EXERCISE | Repeat the entries exactly as they stand.

—————
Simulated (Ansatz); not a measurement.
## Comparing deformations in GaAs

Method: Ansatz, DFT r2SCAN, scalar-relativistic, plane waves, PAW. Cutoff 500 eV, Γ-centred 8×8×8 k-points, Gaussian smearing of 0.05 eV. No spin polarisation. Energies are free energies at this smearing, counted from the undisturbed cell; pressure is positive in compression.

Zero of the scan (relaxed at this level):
—————

YOUR RESPONSE |
Simulated (Ansatz); not a measurement.
## Comparing deformations in GaAs

Method: Ansatz, DFT r2SCAN, scalar-relativistic, plane waves, PAW. Cutoff 500 eV, Γ-centred 8×8×8 k-points, Gaussian smearing of 0.05 eV. No spin polarisation. Energies are free energies at this smearing, counted from the undisturbed cell; pressure is positive in compression.

Zero of the scan (relaxed at this level):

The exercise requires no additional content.